RECORD SET:
────────────────────────────────────────
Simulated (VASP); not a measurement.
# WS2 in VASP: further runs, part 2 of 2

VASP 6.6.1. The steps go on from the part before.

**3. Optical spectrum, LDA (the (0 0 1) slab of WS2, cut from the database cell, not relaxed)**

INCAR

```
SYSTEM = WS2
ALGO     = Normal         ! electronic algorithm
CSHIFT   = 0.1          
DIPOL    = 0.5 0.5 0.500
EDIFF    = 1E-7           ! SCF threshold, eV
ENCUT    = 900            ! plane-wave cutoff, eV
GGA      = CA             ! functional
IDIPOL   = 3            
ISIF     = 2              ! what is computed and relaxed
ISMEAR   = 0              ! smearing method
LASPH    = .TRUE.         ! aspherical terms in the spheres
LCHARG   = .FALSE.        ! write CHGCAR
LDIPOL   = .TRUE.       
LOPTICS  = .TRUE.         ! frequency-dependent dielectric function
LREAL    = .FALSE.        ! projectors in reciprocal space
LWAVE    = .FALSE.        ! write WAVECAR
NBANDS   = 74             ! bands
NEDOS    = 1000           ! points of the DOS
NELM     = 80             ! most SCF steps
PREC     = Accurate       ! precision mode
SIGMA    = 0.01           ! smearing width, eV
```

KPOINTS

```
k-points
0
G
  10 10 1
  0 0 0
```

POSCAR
────────────────────────────────────────

ACTIVITY: Your job is to output all of the material exactly.

RESPONSE AREA:
Simulated (VASP); not a measurement.
# WS2 in VASP: further runs, part 2 of 2

VASP 6.6.1. The steps go on from the part before.

**3. Optical spectrum, LDA (the (0 0 1) slab of WS2, cut from the database cell, not relaxed)**

INCAR

```
SYSTEM = WS2
ALGO     = Normal         ! electronic algorithm
CSHIFT   = 0.1          
DIPOL    = 0.5 0.5 0.500
EDIFF    = 1E-7           ! SCF threshold, eV
ENCUT    = 900            ! plane-wave cutoff, eV
GGA      = CA             ! functional
IDIPOL   = 3            
ISIF     = 2              ! what is computed and relaxed
ISMEAR   = 0              ! smearing method
LASPH    = .TRUE.         ! aspherical terms in the spheres
LCHARG   = .FALSE.        ! write CHGCAR
LDIPOL   = .TRUE.       
LOPTICS  = .TRUE.         ! frequency-dependent dielectric function
LREAL    = .FALSE.        ! projectors in reciprocal space
LWAVE    = .FALSE.        ! write WAVECAR
NBANDS   = 74             ! bands
NEDOS    = 1000           ! points of the DOS
NELM     = 80             ! most SCF steps
PREC     = Accurate       ! precision mode
SIGMA    = 0.01           ! smearing width, eV
```

KPOINTS

```
k-points
0
G
  10 10 1
  0 0 0
```

POSCAR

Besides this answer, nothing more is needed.